* _SUPPLIED MATERIAL_
Content starts
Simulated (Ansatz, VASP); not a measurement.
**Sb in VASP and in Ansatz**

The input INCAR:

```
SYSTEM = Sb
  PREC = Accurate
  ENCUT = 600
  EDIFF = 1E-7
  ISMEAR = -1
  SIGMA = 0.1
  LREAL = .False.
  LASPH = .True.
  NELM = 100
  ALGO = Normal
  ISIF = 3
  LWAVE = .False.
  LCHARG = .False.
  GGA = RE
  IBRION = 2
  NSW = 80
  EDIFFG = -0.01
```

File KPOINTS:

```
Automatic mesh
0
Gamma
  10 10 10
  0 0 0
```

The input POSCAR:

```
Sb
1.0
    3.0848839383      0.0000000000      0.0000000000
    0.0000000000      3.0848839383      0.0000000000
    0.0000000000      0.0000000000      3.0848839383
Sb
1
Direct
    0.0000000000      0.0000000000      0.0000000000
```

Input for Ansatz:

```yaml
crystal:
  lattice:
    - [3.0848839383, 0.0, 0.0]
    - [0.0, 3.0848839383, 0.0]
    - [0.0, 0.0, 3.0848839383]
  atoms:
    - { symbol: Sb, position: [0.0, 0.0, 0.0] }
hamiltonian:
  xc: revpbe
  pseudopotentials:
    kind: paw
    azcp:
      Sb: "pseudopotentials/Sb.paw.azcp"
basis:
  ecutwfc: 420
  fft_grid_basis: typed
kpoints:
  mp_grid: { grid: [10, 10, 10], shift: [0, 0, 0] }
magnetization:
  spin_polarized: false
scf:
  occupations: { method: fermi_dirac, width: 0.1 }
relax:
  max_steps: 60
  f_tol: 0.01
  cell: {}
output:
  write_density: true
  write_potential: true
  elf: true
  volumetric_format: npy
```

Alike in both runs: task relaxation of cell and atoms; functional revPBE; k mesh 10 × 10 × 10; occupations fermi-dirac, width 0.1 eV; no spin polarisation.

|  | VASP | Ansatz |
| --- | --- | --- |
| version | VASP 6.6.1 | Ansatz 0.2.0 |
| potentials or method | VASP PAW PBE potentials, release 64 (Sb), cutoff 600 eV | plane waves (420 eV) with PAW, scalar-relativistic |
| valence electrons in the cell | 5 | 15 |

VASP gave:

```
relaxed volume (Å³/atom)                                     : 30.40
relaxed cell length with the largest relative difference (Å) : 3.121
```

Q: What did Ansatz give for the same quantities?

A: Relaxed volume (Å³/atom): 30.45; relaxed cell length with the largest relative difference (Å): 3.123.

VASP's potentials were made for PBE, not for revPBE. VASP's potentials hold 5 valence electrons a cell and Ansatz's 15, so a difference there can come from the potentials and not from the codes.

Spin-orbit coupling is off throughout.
Content ends

* _WORK ITEM_
What you should output is every line of the records above, from the first through the line containing "Q: What did", unchanged.

* _PROBLEM SOLUTION_
Simulated (Ansatz, VASP); not a measurement.
**Sb in VASP and in Ansatz**

The input INCAR:

```
SYSTEM = Sb
  PREC = Accurate
  ENCUT = 600
  EDIFF = 1E-7
  ISMEAR = -1
  SIGMA = 0.1
  LREAL = .False.
  LASPH = .True.
  NELM = 100
  ALGO = Normal
  ISIF = 3
  LWAVE = .False.
  LCHARG = .False.
  GGA = RE
  IBRION = 2
  NSW = 80
  EDIFFG = -0.01
```

File KPOINTS:

```
Automatic mesh
0
Gamma
  10 10 10
  0 0 0
```

The input POSCAR:

```
Sb
1.0
    3.0848839383      0.0000000000      0.0000000000
    0.0000000000      3.0848839383      0.0000000000
    0.0000000000      0.0000000000      3.0848839383
Sb
1
Direct
    0.0000000000      0.0000000000      0.0000000000
```

Input for Ansatz:

```yaml
crystal:
  lattice:
    - [3.0848839383, 0.0, 0.0]
    - [0.0, 3.0848839383, 0.0]
    - [0.0, 0.0, 3.0848839383]
  atoms:
    - { symbol: Sb, position: [0.0, 0.0, 0.0] }
hamiltonian:
  xc: revpbe
  pseudopotentials:
    kind: paw
    azcp:
      Sb: "pseudopotentials/Sb.paw.azcp"
basis:
  ecutwfc: 420
  fft_grid_basis: typed
kpoints:
  mp_grid: { grid: [10, 10, 10], shift: [0, 0, 0] }
magnetization:
  spin_polarized: false
scf:
  occupations: { method: fermi_dirac, width: 0.1 }
relax:
  max_steps: 60
  f_tol: 0.01
  cell: {}
output:
  write_density: true
  write_potential: true
  elf: true
  volumetric_format: npy
```

Alike in both runs: task relaxation of cell and atoms; functional revPBE; k mesh 10 × 10 × 10; occupations fermi-dirac, width 0.1 eV; no spin polarisation.

|  | VASP | Ansatz |
| --- | --- | --- |
| version | VASP 6.6.1 | Ansatz 0.2.0 |
| potentials or method | VASP PAW PBE potentials, release 64 (Sb), cutoff 600 eV | plane waves (420 eV) with PAW, scalar-relativistic |
| valence electrons in the cell | 5 | 15 |

VASP gave:

```
relaxed volume (Å³/atom)                                     : 30.40
relaxed cell length with the largest relative difference (Å) : 3.121
```

Q: What did Ansatz give for the same quantities?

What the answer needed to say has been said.